*** Opening LISTED ENTRIES ***

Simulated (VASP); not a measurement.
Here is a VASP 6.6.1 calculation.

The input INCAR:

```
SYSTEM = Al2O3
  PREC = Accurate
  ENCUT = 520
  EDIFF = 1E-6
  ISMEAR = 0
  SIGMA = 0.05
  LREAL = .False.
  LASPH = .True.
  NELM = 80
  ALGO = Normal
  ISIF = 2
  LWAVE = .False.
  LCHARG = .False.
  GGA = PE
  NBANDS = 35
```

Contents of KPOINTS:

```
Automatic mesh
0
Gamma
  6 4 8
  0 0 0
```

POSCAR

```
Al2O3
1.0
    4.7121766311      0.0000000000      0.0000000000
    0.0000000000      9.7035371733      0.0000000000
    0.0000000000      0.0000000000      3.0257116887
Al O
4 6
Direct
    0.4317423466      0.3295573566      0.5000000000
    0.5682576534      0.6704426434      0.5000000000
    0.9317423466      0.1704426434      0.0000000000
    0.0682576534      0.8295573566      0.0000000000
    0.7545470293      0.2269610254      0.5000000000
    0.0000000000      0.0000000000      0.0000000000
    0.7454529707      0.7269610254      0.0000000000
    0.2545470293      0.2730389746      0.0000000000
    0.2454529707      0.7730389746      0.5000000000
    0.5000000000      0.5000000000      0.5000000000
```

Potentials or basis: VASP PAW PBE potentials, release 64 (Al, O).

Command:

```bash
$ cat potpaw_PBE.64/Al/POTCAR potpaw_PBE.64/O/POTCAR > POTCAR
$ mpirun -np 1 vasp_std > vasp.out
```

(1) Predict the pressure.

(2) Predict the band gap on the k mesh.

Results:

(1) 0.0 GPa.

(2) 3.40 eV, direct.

*** Closing LISTED ENTRIES ***

> _WORK INSTRUCTION_
Write out again, exactly, the lines from the start of the entries up to and including the one with "(1) 0.0 GPa.". Nothing else belongs in the reply.

> _ANSWER SECTION_
Simulated (VASP); not a measurement.
Here is a VASP 6.6.1 calculation.

The input INCAR:

```
SYSTEM = Al2O3
  PREC = Accurate
  ENCUT = 520
  EDIFF = 1E-6
  ISMEAR = 0
  SIGMA = 0.05
  LREAL = .False.
  LASPH = .True.
  NELM = 80
  ALGO = Normal
  ISIF = 2
  LWAVE = .False.
  LCHARG = .False.
  GGA = PE
  NBANDS = 35
```

Contents of KPOINTS:

```
Automatic mesh
0
Gamma
  6 4 8
  0 0 0
```

POSCAR

```
Al2O3
1.0
    4.7121766311      0.0000000000      0.0000000000
    0.0000000000      9.7035371733      0.0000000000
    0.0000000000      0.0000000000      3.0257116887
Al O
4 6
Direct
    0.4317423466      0.3295573566      0.5000000000
    0.5682576534      0.6704426434      0.5000000000
    0.9317423466      0.1704426434      0.0000000000
    0.0682576534      0.8295573566      0.0000000000
    0.7545470293      0.2269610254      0.5000000000
    0.0000000000      0.0000000000      0.0000000000
    0.7454529707      0.7269610254      0.0000000000
    0.2545470293      0.2730389746      0.0000000000
    0.2454529707      0.7730389746      0.5000000000
    0.5000000000      0.5000000000      0.5000000000
```

Potentials or basis: VASP PAW PBE potentials, release 64 (Al, O).

Command:

```bash
$ cat potpaw_PBE.64/Al/POTCAR potpaw_PBE.64/O/POTCAR > POTCAR
$ mpirun -np 1 vasp_std > vasp.out
```

(1) Predict the pressure.

(2) Predict the band gap on the k mesh.

Results:

(1) 0.0 GPa.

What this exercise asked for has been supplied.